> **Data extract**
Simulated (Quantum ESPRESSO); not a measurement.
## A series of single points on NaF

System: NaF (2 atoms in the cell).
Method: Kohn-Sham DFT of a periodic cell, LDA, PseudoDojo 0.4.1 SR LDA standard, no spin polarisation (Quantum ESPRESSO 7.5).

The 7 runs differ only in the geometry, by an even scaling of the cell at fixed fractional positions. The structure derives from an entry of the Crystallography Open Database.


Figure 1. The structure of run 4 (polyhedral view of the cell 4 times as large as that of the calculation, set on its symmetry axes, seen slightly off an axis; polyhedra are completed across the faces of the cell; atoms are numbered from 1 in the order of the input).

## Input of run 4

> **Action item**
Every entry is to be returned exactly, with nothing dropped.

> **Reply**
Simulated (Quantum ESPRESSO); not a measurement.
## A series of single points on NaF

System: NaF (2 atoms in the cell).
Method: Kohn-Sham DFT of a periodic cell, LDA, PseudoDojo 0.4.1 SR LDA standard, no spin polarisation (Quantum ESPRESSO 7.5).

The 7 runs differ only in the geometry, by an even scaling of the cell at fixed fractional positions. The structure derives from an entry of the Crystallography Open Database.


Figure 1. The structure of run 4 (polyhedral view of the cell 4 times as large as that of the calculation, set on its symmetry axes, seen slightly off an axis; polyhedra are completed across the faces of the cell; atoms are numbered from 1 in the order of the input).

## Input of run 4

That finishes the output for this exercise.